§ §

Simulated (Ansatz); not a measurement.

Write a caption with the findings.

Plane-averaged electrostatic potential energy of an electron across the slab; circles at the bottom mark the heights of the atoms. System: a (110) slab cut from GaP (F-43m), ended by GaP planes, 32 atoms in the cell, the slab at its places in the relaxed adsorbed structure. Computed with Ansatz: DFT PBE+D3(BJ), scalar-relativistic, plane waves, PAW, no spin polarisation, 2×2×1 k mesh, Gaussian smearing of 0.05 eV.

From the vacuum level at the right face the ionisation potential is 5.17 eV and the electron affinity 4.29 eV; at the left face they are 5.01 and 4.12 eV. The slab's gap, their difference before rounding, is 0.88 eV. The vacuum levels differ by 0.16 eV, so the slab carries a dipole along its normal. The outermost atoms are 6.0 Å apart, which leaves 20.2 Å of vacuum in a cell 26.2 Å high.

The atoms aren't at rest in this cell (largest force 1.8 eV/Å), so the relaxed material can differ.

§ §

* [Work task]:
Exactly as written, please output every entry.

* [Worked solution]:
Simulated (Ansatz); not a measurement.

Write a caption with the findings.

Plane-averaged electrostatic potential energy of an electron across the slab; circles at the bottom mark the heights of the atoms. System: a (110) slab cut from GaP (F-43m), ended by GaP planes, 32 atoms in the cell, the slab at its places in the relaxed adsorbed structure. Computed with Ansatz: DFT PBE+D3(BJ), scalar-relativistic, plane waves, PAW, no spin polarisation, 2×2×1 k mesh, Gaussian smearing of 0.05 eV.

From the vacuum level at the right face the ionisation potential is 5.17 eV and the electron affinity 4.29 eV; at the left face they are 5.01 and 4.12 eV. The slab's gap, their difference before rounding, is 0.88 eV. The vacuum levels differ by 0.16 eV, so the slab carries a dipole along its normal. The outermost atoms are 6.0 Å apart, which leaves 20.2 Å of vacuum in a cell 26.2 Å high.

The atoms aren't at rest in this cell (largest force 1.8 eV/Å), so the relaxed material can differ.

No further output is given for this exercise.